» **ASSIGNMENT**: Each record is to be printed exactly as given, down to the last mark.

» **MATERIAL PROVIDED**:
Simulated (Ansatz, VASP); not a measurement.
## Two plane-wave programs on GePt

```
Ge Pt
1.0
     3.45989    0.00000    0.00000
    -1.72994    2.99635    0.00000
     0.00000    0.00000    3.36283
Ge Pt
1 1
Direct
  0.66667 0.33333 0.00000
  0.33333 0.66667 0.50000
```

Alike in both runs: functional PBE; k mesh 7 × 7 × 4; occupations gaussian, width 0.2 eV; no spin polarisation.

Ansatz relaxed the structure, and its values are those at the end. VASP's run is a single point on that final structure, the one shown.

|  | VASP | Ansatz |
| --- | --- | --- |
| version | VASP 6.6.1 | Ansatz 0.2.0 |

» **WRITTEN SOLUTION**:
Simulated (Ansatz, VASP); not a measurement.
## Two plane-wave programs on GePt

```
Ge Pt
1.0
     3.45989    0.00000    0.00000
    -1.72994    2.99635    0.00000
     0.00000    0.00000    3.36283
Ge Pt
1 1
Direct
  0.66667 0.33333 0.00000
  0.33333 0.66667 0.50000
```

Alike in both runs: functional PBE; k mesh 7 × 7 × 4; occupations gaussian, width 0.2 eV; no spin polarisation.

Ansatz relaxed the structure, and its values are those at the end. VASP's run is a single point on that final structure, the one shown.

|  | VASP | Ansatz |
| --- | --- | --- |
| version | VASP 6.6.1 | Ansatz 0.2.0 |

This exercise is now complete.